++++ DATA EXTRACTS

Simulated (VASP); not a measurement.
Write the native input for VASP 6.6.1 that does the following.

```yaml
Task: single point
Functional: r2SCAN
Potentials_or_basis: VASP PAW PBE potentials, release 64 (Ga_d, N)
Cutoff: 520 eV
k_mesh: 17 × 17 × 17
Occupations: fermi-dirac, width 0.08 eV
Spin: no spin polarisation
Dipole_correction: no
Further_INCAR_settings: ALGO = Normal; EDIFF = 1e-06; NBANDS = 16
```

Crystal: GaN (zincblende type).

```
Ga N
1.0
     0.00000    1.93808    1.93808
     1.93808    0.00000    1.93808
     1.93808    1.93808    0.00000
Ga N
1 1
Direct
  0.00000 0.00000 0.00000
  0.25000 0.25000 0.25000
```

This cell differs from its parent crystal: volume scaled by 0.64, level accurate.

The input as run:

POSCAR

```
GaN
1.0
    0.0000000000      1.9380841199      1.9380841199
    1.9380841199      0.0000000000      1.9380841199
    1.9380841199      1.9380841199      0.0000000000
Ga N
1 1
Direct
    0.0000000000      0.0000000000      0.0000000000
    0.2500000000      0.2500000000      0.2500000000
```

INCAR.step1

++++++++

WORK ITEM: Give back exactly the lines from the first line of the records through the line holding "Crystal: GaN (zincblende type).", including both of those lines and leaving out all others.

TASK RESPONSE:
Simulated (VASP); not a measurement.
Write the native input for VASP 6.6.1 that does the following.

```yaml
Task: single point
Functional: r2SCAN
Potentials_or_basis: VASP PAW PBE potentials, release 64 (Ga_d, N)
Cutoff: 520 eV
k_mesh: 17 × 17 × 17
Occupations: fermi-dirac, width 0.08 eV
Spin: no spin polarisation
Dipole_correction: no
Further_INCAR_settings: ALGO = Normal; EDIFF = 1e-06; NBANDS = 16
```

Crystal: GaN (zincblende type).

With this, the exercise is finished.